━━━━━━━━

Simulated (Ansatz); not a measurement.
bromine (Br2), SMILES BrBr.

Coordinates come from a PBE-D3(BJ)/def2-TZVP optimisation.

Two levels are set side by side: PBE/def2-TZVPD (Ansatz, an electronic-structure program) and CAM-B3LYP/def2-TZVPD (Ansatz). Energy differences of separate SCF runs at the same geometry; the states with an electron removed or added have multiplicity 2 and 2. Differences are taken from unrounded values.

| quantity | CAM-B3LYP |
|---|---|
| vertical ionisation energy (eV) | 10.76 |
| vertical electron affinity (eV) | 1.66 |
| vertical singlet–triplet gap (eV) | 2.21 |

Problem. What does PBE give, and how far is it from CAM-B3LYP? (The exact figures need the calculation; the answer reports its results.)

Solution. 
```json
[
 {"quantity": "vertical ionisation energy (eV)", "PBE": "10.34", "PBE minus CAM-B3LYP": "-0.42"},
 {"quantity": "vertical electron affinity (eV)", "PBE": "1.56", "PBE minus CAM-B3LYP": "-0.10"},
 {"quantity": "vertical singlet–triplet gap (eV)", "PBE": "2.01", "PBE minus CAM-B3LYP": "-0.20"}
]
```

━━━━━━━━

**Work task**
Above are the records. Copy the lines beginning at the one that has "Two levels are" and ending with the one that has "(eV) | 2.21 |", unchanged.

**Answer space**
Two levels are set side by side: PBE/def2-TZVPD (Ansatz, an electronic-structure program) and CAM-B3LYP/def2-TZVPD (Ansatz). Energy differences of separate SCF runs at the same geometry; the states with an electron removed or added have multiplicity 2 and 2. Differences are taken from unrounded values.

| quantity | CAM-B3LYP |
|---|---|
| vertical ionisation energy (eV) | 10.76 |
| vertical electron affinity (eV) | 1.66 |
| vertical singlet–triplet gap (eV) | 2.21 |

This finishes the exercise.